Raw data:
++++++++

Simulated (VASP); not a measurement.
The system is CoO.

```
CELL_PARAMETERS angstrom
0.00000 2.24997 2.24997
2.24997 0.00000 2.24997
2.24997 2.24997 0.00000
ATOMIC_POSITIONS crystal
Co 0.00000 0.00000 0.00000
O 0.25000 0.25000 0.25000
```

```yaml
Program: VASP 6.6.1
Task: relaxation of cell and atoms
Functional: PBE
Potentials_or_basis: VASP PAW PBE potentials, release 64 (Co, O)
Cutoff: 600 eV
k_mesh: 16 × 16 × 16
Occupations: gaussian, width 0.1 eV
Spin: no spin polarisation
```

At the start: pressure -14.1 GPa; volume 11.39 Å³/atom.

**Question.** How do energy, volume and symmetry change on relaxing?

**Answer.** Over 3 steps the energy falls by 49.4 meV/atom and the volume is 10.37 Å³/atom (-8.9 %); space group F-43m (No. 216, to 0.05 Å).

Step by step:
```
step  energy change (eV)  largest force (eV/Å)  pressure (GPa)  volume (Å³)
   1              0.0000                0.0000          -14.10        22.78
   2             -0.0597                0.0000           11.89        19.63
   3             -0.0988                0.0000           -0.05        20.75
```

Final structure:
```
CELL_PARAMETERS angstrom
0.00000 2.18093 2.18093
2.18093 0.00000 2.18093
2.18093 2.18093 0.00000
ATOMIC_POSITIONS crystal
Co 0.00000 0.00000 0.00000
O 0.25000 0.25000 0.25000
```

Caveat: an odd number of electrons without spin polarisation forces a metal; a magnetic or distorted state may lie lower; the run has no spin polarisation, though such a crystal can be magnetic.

++++++++

Brief: The lines above from the one containing "At the start: pressure" through the one containing "change on relaxing?" are to be set down exactly, and no others.

Task answer:
At the start: pressure -14.1 GPa; volume 11.39 Å³/atom.

**Question.** How do energy, volume and symmetry change on relaxing?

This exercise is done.